________________________

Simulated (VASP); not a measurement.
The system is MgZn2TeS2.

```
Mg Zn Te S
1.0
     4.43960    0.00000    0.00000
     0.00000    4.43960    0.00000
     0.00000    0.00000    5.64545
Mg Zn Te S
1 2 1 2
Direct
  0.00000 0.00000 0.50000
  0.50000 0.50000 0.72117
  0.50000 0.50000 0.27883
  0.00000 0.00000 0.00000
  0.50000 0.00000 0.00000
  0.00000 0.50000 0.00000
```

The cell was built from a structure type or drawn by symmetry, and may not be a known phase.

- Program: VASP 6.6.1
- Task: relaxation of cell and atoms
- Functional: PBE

________________________

• _BRIEF_: An exact reproduction of all the records is needed.

• _EXERCISE RESPONSE_:
Simulated (VASP); not a measurement.
The system is MgZn2TeS2.

```
Mg Zn Te S
1.0
     4.43960    0.00000    0.00000
     0.00000    4.43960    0.00000
     0.00000    0.00000    5.64545
Mg Zn Te S
1 2 1 2
Direct
  0.00000 0.00000 0.50000
  0.50000 0.50000 0.72117
  0.50000 0.50000 0.27883
  0.00000 0.00000 0.00000
  0.50000 0.00000 0.00000
  0.00000 0.50000 0.00000
```

The cell was built from a structure type or drawn by symmetry, and may not be a known phase.

- Program: VASP 6.6.1
- Task: relaxation of cell and atoms
- Functional: PBE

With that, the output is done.